Action item –
Without skipping a line, reproduce the entries exactly.

### Extracted records ###
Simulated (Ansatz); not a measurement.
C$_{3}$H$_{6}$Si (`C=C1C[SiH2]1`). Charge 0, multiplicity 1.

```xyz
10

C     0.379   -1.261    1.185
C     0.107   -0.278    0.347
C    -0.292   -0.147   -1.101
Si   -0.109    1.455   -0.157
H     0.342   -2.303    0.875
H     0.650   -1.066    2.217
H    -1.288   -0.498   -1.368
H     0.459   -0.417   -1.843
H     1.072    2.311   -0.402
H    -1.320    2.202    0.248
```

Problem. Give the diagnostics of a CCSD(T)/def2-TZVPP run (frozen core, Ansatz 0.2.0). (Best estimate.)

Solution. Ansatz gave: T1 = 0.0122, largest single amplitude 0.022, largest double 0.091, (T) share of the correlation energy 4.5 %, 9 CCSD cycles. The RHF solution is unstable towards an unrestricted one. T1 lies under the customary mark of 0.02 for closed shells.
###

Task solution –
Simulated (Ansatz); not a measurement.
C$_{3}$H$_{6}$Si (`C=C1C[SiH2]1`). Charge 0, multiplicity 1.

```xyz
10

C     0.379   -1.261    1.185
C     0.107   -0.278    0.347
C    -0.292   -0.147   -1.101
Si   -0.109    1.455   -0.157
H     0.342   -2.303    0.875
H     0.650   -1.066    2.217
H    -1.288   -0.498   -1.368
H     0.459   -0.417   -1.843
H     1.072    2.311   -0.402
H    -1.320    2.202    0.248
```

Problem. Give the diagnostics of a CCSD(T)/def2-TZVPP run (frozen core, Ansatz 0.2.0). (Best estimate.)

Solution. Ansatz gave: T1 = 0.0122, largest single amplitude 0.022, largest double 0.091, (T) share of the correlation energy 4.5 %, 9 CCSD cycles. The RHF solution is unstable towards an unrestricted one. T1 lies under the customary mark of 0.02 for closed shells.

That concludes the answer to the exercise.